(DATASET EXCERPTS)
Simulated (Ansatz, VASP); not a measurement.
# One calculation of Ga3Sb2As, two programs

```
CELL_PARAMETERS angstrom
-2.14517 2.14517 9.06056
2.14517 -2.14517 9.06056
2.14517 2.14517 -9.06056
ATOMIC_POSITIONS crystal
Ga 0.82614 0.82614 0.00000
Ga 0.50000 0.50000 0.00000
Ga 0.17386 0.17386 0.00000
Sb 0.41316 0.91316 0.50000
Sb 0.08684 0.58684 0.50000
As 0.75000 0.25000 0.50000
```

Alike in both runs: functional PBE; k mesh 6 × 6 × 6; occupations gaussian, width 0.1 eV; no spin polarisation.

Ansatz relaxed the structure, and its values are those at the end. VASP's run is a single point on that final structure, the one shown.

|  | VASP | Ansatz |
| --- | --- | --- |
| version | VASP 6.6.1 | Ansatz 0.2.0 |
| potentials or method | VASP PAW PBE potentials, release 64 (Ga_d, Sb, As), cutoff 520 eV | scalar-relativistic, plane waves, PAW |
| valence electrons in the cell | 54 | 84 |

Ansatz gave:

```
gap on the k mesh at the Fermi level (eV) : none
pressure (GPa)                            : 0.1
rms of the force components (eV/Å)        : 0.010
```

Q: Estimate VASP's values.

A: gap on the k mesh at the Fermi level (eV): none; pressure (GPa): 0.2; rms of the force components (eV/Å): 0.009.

(WORK ORDER) Would you reproduce the full listing without changing a single word?

(TASK RESULT)
Simulated (Ansatz, VASP); not a measurement.
# One calculation of Ga3Sb2As, two programs

```
CELL_PARAMETERS angstrom
-2.14517 2.14517 9.06056
2.14517 -2.14517 9.06056
2.14517 2.14517 -9.06056
ATOMIC_POSITIONS crystal
Ga 0.82614 0.82614 0.00000
Ga 0.50000 0.50000 0.00000
Ga 0.17386 0.17386 0.00000
Sb 0.41316 0.91316 0.50000
Sb 0.08684 0.58684 0.50000
As 0.75000 0.25000 0.50000
```

Alike in both runs: functional PBE; k mesh 6 × 6 × 6; occupations gaussian, width 0.1 eV; no spin polarisation.

Ansatz relaxed the structure, and its values are those at the end. VASP's run is a single point on that final structure, the one shown.

|  | VASP | Ansatz |
| --- | --- | --- |
| version | VASP 6.6.1 | Ansatz 0.2.0 |
| potentials or method | VASP PAW PBE potentials, release 64 (Ga_d, Sb, As), cutoff 520 eV | scalar-relativistic, plane waves, PAW |
| valence electrons in the cell | 54 | 84 |

Ansatz gave:

```
gap on the k mesh at the Fermi level (eV) : none
pressure (GPa)                            : 0.1
rms of the force components (eV/Å)        : 0.010
```

Q: Estimate VASP's values.

A: gap on the k mesh at the Fermi level (eV): none; pressure (GPa): 0.2; rms of the force components (eV/Å): 0.009.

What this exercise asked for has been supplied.